* Work request
Here are some records. Transcribe all of them exactly.

* Listed records
■ ■ ■ ■ ■ ■ ■

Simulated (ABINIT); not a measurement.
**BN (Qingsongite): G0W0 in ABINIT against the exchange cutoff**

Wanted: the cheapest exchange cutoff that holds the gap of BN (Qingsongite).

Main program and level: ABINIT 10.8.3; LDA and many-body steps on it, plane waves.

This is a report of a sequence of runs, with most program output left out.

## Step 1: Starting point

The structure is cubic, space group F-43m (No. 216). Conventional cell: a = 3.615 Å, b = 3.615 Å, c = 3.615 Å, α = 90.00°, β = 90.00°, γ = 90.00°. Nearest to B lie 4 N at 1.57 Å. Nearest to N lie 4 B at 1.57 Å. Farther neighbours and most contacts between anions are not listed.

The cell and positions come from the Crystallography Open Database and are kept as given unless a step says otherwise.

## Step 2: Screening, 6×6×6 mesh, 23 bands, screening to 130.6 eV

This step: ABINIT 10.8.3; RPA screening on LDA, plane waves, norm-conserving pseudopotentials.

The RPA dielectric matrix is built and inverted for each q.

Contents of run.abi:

■ ■ ■ ■ ■ ■ ■

* Result
Simulated (ABINIT); not a measurement.
**BN (Qingsongite): G0W0 in ABINIT against the exchange cutoff**

Wanted: the cheapest exchange cutoff that holds the gap of BN (Qingsongite).

Main program and level: ABINIT 10.8.3; LDA and many-body steps on it, plane waves.

This is a report of a sequence of runs, with most program output left out.

## Step 1: Starting point

The structure is cubic, space group F-43m (No. 216). Conventional cell: a = 3.615 Å, b = 3.615 Å, c = 3.615 Å, α = 90.00°, β = 90.00°, γ = 90.00°. Nearest to B lie 4 N at 1.57 Å. Nearest to N lie 4 B at 1.57 Å. Farther neighbours and most contacts between anions are not listed.

The cell and positions come from the Crystallography Open Database and are kept as given unless a step says otherwise.

## Step 2: Screening, 6×6×6 mesh, 23 bands, screening to 130.6 eV

This step: ABINIT 10.8.3; RPA screening on LDA, plane waves, norm-conserving pseudopotentials.

The RPA dielectric matrix is built and inverted for each q.

Contents of run.abi:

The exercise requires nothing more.